*** Opening of Record extracts ***

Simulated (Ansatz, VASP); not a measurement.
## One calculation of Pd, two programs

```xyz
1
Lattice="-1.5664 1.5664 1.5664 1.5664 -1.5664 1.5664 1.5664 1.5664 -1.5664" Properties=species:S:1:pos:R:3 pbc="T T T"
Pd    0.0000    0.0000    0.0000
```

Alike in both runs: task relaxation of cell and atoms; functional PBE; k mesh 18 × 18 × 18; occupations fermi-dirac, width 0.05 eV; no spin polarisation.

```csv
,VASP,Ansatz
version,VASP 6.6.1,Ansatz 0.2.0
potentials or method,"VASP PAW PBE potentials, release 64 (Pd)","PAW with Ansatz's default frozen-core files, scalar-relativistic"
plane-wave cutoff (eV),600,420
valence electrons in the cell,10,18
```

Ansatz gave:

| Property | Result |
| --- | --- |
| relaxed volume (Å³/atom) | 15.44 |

*** Close of Record extracts ***

*Assigned task*
Look above for the line with "Alike in both" and the line with "Property | Result |"; transcribe both and all lines in between, exactly, and nothing else.

*Exercise output*
Alike in both runs: task relaxation of cell and atoms; functional PBE; k mesh 18 × 18 × 18; occupations fermi-dirac, width 0.05 eV; no spin polarisation.

```csv
,VASP,Ansatz
version,VASP 6.6.1,Ansatz 0.2.0
potentials or method,"VASP PAW PBE potentials, release 64 (Pd)","PAW with Ansatz's default frozen-core files, scalar-relativistic"
plane-wave cutoff (eV),600,420
valence electrons in the cell,10,18
```

Ansatz gave:

| Property | Result |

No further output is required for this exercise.